# # # # # # #
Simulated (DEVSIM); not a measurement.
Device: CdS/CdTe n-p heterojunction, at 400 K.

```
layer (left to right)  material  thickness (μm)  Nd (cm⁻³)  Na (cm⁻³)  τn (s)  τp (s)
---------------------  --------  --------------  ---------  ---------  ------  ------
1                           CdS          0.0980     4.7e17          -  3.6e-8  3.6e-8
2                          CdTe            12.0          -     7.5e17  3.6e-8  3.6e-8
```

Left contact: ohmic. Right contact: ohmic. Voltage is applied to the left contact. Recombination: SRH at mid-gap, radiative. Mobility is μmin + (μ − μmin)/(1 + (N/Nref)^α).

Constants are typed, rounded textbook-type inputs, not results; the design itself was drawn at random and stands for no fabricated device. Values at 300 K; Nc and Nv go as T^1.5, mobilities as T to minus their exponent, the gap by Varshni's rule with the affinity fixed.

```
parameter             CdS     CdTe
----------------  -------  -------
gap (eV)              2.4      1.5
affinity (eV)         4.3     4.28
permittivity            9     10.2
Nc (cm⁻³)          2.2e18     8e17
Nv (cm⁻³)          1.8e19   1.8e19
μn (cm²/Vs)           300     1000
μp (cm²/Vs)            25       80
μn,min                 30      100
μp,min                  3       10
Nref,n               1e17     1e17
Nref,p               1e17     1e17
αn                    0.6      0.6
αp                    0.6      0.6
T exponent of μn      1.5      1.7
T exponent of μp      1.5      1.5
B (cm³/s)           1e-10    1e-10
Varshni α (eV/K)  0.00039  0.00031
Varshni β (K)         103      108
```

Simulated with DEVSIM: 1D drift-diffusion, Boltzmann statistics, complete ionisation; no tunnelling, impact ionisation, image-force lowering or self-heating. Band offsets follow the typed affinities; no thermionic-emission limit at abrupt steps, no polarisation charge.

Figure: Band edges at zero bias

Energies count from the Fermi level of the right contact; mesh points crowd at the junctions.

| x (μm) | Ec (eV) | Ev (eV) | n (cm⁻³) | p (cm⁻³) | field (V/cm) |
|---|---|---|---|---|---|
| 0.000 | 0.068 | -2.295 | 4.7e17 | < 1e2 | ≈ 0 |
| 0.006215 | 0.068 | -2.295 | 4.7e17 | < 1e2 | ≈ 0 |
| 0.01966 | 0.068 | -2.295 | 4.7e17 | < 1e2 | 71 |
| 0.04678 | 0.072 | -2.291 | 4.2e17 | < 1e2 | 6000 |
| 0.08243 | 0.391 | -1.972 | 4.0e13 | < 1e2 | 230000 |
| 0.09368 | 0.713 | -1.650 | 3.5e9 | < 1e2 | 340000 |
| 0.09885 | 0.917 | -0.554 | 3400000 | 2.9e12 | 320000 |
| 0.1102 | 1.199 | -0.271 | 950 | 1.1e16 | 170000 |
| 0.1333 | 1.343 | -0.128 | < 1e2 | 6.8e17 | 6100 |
# # # # # # #

§ Assigned task: Can you repeat, word for word, every line above from the one containing "1e2 | 6000 |" down to the one containing "1.1e16 | 170000 |", including both?

§ Exercise response:
| 0.04678 | 0.072 | -2.291 | 4.2e17 | < 1e2 | 6000 |
| 0.08243 | 0.391 | -1.972 | 4.0e13 | < 1e2 | 230000 |
| 0.09368 | 0.713 | -1.650 | 3.5e9 | < 1e2 | 340000 |
| 0.09885 | 0.917 | -0.554 | 3400000 | 2.9e12 | 320000 |
| 0.1102 | 1.199 | -0.271 | 950 | 1.1e16 | 170000 |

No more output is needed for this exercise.